:: Work instruction ::
Restate exactly the lines from the top of the listing below to the line containing "(2) What is"; the remaining lines are not wanted.

:: Raw data ::
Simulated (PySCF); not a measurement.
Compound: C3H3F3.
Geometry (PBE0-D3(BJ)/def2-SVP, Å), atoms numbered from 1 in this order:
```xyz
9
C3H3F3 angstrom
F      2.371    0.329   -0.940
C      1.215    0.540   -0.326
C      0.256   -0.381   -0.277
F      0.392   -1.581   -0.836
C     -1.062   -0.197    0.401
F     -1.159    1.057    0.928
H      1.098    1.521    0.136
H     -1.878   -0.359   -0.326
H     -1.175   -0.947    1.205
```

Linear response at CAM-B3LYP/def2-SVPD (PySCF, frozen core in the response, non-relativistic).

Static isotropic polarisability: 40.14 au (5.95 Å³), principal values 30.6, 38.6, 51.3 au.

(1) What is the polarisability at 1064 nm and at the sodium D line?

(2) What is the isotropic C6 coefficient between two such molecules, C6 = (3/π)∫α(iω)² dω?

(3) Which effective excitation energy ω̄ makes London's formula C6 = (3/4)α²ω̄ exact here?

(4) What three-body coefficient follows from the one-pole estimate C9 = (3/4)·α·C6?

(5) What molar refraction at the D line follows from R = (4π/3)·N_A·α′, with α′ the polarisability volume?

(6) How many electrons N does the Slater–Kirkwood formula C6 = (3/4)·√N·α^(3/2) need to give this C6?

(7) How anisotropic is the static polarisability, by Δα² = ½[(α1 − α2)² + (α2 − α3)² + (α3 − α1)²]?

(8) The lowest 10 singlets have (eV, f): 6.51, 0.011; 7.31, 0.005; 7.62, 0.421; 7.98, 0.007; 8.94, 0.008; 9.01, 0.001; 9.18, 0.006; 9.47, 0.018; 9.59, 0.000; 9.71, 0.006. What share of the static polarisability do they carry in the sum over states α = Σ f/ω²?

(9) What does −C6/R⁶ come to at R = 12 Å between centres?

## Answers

:: Task answer ::
Simulated (PySCF); not a measurement.
Compound: C3H3F3.
Geometry (PBE0-D3(BJ)/def2-SVP, Å), atoms numbered from 1 in this order:
```xyz
9
C3H3F3 angstrom
F      2.371    0.329   -0.940
C      1.215    0.540   -0.326
C      0.256   -0.381   -0.277
F      0.392   -1.581   -0.836
C     -1.062   -0.197    0.401
F     -1.159    1.057    0.928
H      1.098    1.521    0.136
H     -1.878   -0.359   -0.326
H     -1.175   -0.947    1.205
```

Linear response at CAM-B3LYP/def2-SVPD (PySCF, frozen core in the response, non-relativistic).

Static isotropic polarisability: 40.14 au (5.95 Å³), principal values 30.6, 38.6, 51.3 au.

(1) What is the polarisability at 1064 nm and at the sodium D line?

(2) What is the isotropic C6 coefficient between two such molecules, C6 = (3/π)∫α(iω)² dω?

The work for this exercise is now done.